## Data section:
Start of Block

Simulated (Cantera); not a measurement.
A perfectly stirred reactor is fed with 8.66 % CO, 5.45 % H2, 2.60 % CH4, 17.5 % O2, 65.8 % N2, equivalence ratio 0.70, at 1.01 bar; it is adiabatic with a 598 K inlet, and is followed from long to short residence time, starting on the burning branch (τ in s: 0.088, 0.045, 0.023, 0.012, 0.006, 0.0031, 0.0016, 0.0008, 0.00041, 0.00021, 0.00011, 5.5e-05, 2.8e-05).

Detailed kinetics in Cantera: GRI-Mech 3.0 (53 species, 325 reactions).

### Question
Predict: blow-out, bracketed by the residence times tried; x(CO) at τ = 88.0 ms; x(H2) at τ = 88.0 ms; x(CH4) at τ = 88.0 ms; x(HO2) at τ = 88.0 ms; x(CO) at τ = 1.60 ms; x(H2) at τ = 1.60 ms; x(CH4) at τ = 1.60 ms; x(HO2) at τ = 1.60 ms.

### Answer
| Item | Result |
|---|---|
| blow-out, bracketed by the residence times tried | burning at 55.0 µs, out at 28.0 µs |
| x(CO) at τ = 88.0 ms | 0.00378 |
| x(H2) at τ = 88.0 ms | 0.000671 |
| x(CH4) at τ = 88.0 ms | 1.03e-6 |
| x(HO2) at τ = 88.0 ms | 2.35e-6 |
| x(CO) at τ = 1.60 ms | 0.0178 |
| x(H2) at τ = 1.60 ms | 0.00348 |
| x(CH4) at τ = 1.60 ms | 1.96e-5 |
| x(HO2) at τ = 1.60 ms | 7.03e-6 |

End of Block

## Task item:
Print the records again in full, exactly as they appear above.

## Answer box:
Simulated (Cantera); not a measurement.
A perfectly stirred reactor is fed with 8.66 % CO, 5.45 % H2, 2.60 % CH4, 17.5 % O2, 65.8 % N2, equivalence ratio 0.70, at 1.01 bar; it is adiabatic with a 598 K inlet, and is followed from long to short residence time, starting on the burning branch (τ in s: 0.088, 0.045, 0.023, 0.012, 0.006, 0.0031, 0.0016, 0.0008, 0.00041, 0.00021, 0.00011, 5.5e-05, 2.8e-05).

Detailed kinetics in Cantera: GRI-Mech 3.0 (53 species, 325 reactions).

### Question
Predict: blow-out, bracketed by the residence times tried; x(CO) at τ = 88.0 ms; x(H2) at τ = 88.0 ms; x(CH4) at τ = 88.0 ms; x(HO2) at τ = 88.0 ms; x(CO) at τ = 1.60 ms; x(H2) at τ = 1.60 ms; x(CH4) at τ = 1.60 ms; x(HO2) at τ = 1.60 ms.

### Answer
| Item | Result |
|---|---|
| blow-out, bracketed by the residence times tried | burning at 55.0 µs, out at 28.0 µs |
| x(CO) at τ = 88.0 ms | 0.00378 |
| x(H2) at τ = 88.0 ms | 0.000671 |
| x(CH4) at τ = 88.0 ms | 1.03e-6 |
| x(HO2) at τ = 88.0 ms | 2.35e-6 |
| x(CO) at τ = 1.60 ms | 0.0178 |
| x(H2) at τ = 1.60 ms | 0.00348 |
| x(CH4) at τ = 1.60 ms | 1.96e-5 |
| x(HO2) at τ = 1.60 ms | 7.03e-6 |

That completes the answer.